A word-for-word copy of the entries is the only acceptable reply.

--*--

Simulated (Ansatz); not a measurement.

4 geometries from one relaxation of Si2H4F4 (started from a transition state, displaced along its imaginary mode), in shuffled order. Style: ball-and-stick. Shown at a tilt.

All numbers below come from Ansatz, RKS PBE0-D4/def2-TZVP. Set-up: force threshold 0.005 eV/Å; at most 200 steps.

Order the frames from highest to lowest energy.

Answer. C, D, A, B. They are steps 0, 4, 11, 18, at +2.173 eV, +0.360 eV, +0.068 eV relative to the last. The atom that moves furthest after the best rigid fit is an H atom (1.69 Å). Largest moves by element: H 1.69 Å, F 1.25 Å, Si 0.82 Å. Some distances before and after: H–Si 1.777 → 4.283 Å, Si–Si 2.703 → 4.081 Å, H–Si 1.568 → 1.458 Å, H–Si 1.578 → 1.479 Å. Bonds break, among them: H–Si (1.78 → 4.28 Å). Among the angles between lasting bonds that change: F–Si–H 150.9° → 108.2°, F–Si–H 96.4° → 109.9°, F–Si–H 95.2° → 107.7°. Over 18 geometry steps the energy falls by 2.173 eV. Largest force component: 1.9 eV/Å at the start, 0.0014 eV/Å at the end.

--*--

### Exercise answer
Simulated (Ansatz); not a measurement.

4 geometries from one relaxation of Si2H4F4 (started from a transition state, displaced along its imaginary mode), in shuffled order. Style: ball-and-stick. Shown at a tilt.

All numbers below come from Ansatz, RKS PBE0-D4/def2-TZVP. Set-up: force threshold 0.005 eV/Å; at most 200 steps.

Order the frames from highest to lowest energy.

Answer. C, D, A, B. They are steps 0, 4, 11, 18, at +2.173 eV, +0.360 eV, +0.068 eV relative to the last. The atom that moves furthest after the best rigid fit is an H atom (1.69 Å). Largest moves by element: H 1.69 Å, F 1.25 Å, Si 0.82 Å. Some distances before and after: H–Si 1.777 → 4.283 Å, Si–Si 2.703 → 4.081 Å, H–Si 1.568 → 1.458 Å, H–Si 1.578 → 1.479 Å. Bonds break, among them: H–Si (1.78 → 4.28 Å). Among the angles between lasting bonds that change: F–Si–H 150.9° → 108.2°, F–Si–H 96.4° → 109.9°, F–Si–H 95.2° → 107.7°. Over 18 geometry steps the energy falls by 2.173 eV. Largest force component: 1.9 eV/Å at the start, 0.0014 eV/Å at the end.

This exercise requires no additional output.